Records shown:
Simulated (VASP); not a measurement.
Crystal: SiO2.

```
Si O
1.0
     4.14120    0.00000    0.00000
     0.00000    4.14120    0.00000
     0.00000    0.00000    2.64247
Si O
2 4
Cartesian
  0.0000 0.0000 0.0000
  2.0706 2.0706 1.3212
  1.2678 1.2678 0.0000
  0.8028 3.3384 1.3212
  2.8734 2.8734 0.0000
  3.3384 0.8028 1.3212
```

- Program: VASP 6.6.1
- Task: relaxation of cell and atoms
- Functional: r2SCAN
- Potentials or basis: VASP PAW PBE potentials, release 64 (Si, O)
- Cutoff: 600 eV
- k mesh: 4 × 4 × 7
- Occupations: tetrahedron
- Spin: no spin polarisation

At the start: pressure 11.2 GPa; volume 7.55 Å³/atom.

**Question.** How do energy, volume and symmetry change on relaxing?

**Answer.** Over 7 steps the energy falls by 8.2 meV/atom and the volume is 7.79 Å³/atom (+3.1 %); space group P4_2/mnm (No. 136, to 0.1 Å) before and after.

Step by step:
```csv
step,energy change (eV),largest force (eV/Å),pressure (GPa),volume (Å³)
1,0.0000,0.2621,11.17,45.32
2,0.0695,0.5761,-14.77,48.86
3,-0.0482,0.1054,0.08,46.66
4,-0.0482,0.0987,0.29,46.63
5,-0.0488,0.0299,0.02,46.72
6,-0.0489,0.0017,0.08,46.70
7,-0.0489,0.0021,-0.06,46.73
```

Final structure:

Activity:
All lines above from the line with "- Functional: r2SCAN" through the line with "change on relaxing?", both included, are to be set down exactly, with nothing else.

Response box:
- Functional: r2SCAN
- Potentials or basis: VASP PAW PBE potentials, release 64 (Si, O)
- Cutoff: 600 eV
- k mesh: 4 × 4 × 7
- Occupations: tetrahedron
- Spin: no spin polarisation

At the start: pressure 11.2 GPa; volume 7.55 Å³/atom.

**Question.** How do energy, volume and symmetry change on relaxing?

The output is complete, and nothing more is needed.